All of the entries must be duplicated exactly.

━━━ Record extracts

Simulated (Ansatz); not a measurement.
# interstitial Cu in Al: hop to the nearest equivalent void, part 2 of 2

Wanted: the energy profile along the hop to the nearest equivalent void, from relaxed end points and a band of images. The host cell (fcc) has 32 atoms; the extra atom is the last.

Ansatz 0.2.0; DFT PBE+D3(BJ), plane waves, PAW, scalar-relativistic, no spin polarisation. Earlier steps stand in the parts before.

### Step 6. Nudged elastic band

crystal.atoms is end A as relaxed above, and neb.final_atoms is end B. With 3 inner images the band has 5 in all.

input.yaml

━━━━━━

Written response:
Simulated (Ansatz); not a measurement.
# interstitial Cu in Al: hop to the nearest equivalent void, part 2 of 2

Wanted: the energy profile along the hop to the nearest equivalent void, from relaxed end points and a band of images. The host cell (fcc) has 32 atoms; the extra atom is the last.

Ansatz 0.2.0; DFT PBE+D3(BJ), plane waves, PAW, scalar-relativistic, no spin polarisation. Earlier steps stand in the parts before.

### Step 6. Nudged elastic band

crystal.atoms is end A as relaxed above, and neb.final_atoms is end B. With 3 inner images the band has 5 in all.

input.yaml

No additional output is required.